### REQUIRED ACTION
Could you copy the lines below exactly, leaving none out?

= = = = = = =
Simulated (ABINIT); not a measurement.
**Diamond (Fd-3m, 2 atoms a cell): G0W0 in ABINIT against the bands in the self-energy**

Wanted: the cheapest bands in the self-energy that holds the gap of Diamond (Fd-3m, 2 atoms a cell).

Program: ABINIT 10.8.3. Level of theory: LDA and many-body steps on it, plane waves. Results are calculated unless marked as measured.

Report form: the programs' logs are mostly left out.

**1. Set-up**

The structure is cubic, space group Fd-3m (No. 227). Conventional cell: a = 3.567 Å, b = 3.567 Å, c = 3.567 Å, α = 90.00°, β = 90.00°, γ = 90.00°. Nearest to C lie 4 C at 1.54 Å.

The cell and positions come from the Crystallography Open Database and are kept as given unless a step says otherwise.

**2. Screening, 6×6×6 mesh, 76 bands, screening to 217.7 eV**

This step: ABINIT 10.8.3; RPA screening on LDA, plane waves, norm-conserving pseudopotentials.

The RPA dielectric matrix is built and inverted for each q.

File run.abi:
= = = = = = =

### RESPONSE
Simulated (ABINIT); not a measurement.
**Diamond (Fd-3m, 2 atoms a cell): G0W0 in ABINIT against the bands in the self-energy**

Wanted: the cheapest bands in the self-energy that holds the gap of Diamond (Fd-3m, 2 atoms a cell).

Program: ABINIT 10.8.3. Level of theory: LDA and many-body steps on it, plane waves. Results are calculated unless marked as measured.

Report form: the programs' logs are mostly left out.

**1. Set-up**

The structure is cubic, space group Fd-3m (No. 227). Conventional cell: a = 3.567 Å, b = 3.567 Å, c = 3.567 Å, α = 90.00°, β = 90.00°, γ = 90.00°. Nearest to C lie 4 C at 1.54 Å.

The cell and positions come from the Crystallography Open Database and are kept as given unless a step says otherwise.

**2. Screening, 6×6×6 mesh, 76 bands, screening to 217.7 eV**

This step: ABINIT 10.8.3; RPA screening on LDA, plane waves, norm-conserving pseudopotentials.

The RPA dielectric matrix is built and inverted for each q.

File run.abi:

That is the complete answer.